[Start of section]
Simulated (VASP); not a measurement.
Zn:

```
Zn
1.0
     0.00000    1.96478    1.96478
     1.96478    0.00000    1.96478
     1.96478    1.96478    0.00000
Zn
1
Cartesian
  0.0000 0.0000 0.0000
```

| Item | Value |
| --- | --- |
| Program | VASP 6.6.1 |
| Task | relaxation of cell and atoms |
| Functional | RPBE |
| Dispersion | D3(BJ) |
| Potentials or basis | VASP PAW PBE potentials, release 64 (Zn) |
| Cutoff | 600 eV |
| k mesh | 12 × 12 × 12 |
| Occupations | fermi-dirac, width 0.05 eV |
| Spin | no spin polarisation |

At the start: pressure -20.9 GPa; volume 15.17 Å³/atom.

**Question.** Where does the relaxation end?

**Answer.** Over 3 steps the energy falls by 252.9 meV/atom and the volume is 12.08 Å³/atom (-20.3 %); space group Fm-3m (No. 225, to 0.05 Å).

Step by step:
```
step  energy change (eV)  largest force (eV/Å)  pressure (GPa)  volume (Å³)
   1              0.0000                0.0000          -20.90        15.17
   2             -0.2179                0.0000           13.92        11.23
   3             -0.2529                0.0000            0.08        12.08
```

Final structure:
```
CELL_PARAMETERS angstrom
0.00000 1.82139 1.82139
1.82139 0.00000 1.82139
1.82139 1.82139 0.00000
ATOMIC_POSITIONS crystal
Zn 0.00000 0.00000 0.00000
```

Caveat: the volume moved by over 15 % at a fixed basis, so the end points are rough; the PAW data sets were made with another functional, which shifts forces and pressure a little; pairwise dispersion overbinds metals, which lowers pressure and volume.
[End of section]

Could you return exactly the stretch of the data above that starts at the line with "and atoms |" and ends at the line with "the relaxation end?", both lines included?

| Task | relaxation of cell and atoms |
| Functional | RPBE |
| Dispersion | D3(BJ) |
| Potentials or basis | VASP PAW PBE potentials, release 64 (Zn) |
| Cutoff | 600 eV |
| k mesh | 12 × 12 × 12 |
| Occupations | fermi-dirac, width 0.05 eV |
| Spin | no spin polarisation |

At the start: pressure -20.9 GPa; volume 15.17 Å³/atom.

**Question.** Where does the relaxation end?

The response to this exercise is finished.